• DATA
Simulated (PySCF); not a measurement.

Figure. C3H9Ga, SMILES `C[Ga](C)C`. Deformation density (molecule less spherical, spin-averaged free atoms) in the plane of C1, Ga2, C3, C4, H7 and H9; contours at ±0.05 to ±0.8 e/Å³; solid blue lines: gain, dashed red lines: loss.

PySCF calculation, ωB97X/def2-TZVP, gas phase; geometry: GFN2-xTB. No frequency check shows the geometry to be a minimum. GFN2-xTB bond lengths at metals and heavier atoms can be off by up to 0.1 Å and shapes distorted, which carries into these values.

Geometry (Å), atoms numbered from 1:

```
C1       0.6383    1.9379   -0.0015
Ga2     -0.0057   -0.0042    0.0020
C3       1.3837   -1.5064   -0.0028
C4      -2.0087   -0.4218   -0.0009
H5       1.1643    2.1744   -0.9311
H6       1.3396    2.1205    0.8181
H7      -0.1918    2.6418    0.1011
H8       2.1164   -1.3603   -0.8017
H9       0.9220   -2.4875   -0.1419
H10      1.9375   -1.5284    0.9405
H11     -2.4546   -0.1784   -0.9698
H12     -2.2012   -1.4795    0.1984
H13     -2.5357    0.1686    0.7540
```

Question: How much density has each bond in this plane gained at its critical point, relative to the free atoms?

• WORK INSTRUCTION
Give a verbatim copy of the material above.

• TASK RESPONSE
Simulated (PySCF); not a measurement.

Figure. C3H9Ga, SMILES `C[Ga](C)C`. Deformation density (molecule less spherical, spin-averaged free atoms) in the plane of C1, Ga2, C3, C4, H7 and H9; contours at ±0.05 to ±0.8 e/Å³; solid blue lines: gain, dashed red lines: loss.

PySCF calculation, ωB97X/def2-TZVP, gas phase; geometry: GFN2-xTB. No frequency check shows the geometry to be a minimum. GFN2-xTB bond lengths at metals and heavier atoms can be off by up to 0.1 Å and shapes distorted, which carries into these values.

Geometry (Å), atoms numbered from 1:

```
C1       0.6383    1.9379   -0.0015
Ga2     -0.0057   -0.0042    0.0020
C3       1.3837   -1.5064   -0.0028
C4      -2.0087   -0.4218   -0.0009
H5       1.1643    2.1744   -0.9311
H6       1.3396    2.1205    0.8181
H7      -0.1918    2.6418    0.1011
H8       2.1164   -1.3603   -0.8017
H9       0.9220   -2.4875   -0.1419
H10      1.9375   -1.5284    0.9405
H11     -2.4546   -0.1784   -0.9698
H12     -2.2012   -1.4795    0.1984
H13     -2.5357    0.1686    0.7540
```

Question: How much density has each bond in this plane gained at its critical point, relative to the free atoms?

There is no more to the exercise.